§ **MATERIAL SUPPLIED**
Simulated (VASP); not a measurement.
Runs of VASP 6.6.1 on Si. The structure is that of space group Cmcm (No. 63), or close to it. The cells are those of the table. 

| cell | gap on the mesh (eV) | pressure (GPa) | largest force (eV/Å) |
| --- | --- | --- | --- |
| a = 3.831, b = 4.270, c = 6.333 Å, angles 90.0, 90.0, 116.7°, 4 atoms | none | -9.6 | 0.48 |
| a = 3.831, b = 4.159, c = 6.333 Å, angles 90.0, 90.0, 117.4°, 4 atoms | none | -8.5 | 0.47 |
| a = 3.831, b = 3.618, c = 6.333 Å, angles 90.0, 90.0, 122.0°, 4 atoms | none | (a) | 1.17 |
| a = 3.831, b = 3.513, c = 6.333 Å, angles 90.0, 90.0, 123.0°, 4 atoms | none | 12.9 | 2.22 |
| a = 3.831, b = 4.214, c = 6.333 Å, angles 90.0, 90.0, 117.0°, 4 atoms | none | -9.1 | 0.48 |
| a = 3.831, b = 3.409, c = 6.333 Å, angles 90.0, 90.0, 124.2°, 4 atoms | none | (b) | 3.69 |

§ **BRIEF**
As listed above, the lines from the line with "force (eV/Å) |" to the line with "-8.5 | 0.47 |" are to be echoed exactly, with both ends included and nothing added.

§ **ANSWER SPACE**
| cell | gap on the mesh (eV) | pressure (GPa) | largest force (eV/Å) |
| --- | --- | --- | --- |
| a = 3.831, b = 4.270, c = 6.333 Å, angles 90.0, 90.0, 116.7°, 4 atoms | none | -9.6 | 0.48 |
| a = 3.831, b = 4.159, c = 6.333 Å, angles 90.0, 90.0, 117.4°, 4 atoms | none | -8.5 | 0.47 |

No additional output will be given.